+++ Dataset excerpts
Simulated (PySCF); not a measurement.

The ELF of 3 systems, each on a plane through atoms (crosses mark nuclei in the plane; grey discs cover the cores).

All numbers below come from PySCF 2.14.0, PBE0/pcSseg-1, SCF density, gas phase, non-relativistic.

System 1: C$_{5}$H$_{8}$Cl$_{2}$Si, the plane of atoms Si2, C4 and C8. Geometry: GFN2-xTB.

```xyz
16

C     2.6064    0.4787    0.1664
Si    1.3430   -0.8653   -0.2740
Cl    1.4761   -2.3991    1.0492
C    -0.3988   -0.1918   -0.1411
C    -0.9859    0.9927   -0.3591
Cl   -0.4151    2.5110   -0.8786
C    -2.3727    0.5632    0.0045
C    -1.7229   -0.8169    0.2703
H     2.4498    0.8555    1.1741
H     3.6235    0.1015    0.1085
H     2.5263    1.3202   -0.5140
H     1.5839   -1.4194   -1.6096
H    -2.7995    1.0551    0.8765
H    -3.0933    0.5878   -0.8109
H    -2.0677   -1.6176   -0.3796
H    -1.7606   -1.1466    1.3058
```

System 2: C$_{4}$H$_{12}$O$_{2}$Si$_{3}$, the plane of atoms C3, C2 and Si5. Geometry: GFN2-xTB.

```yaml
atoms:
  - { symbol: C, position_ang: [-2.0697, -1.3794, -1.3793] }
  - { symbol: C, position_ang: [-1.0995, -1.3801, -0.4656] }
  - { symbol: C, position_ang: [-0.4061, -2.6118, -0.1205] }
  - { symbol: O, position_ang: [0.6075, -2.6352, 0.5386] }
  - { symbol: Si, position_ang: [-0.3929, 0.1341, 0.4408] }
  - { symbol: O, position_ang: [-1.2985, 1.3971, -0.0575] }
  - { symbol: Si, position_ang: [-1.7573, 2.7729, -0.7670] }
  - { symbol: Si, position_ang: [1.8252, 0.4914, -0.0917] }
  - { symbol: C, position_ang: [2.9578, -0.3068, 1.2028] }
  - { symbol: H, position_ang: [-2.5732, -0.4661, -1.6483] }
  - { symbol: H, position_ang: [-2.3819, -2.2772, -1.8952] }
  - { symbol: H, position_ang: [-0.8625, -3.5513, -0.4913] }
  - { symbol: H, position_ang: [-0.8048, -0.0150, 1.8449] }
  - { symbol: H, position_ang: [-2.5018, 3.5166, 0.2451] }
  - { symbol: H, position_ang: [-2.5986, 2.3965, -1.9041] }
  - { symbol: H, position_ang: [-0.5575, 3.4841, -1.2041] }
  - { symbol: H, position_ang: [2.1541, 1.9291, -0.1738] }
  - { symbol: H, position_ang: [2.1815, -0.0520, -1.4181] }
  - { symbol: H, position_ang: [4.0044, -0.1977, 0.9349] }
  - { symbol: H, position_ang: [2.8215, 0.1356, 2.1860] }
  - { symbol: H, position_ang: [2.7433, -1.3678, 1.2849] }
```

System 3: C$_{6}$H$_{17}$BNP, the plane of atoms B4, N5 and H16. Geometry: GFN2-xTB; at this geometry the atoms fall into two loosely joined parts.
++++++

» **Action item**
If a line falls between the first line of the records and the line containing "The ELF of 3", inclusive, repeat it exactly; leave out all others.

» **Exercise answer**
Simulated (PySCF); not a measurement.

The ELF of 3 systems, each on a plane through atoms (crosses mark nuclei in the plane; grey discs cover the cores).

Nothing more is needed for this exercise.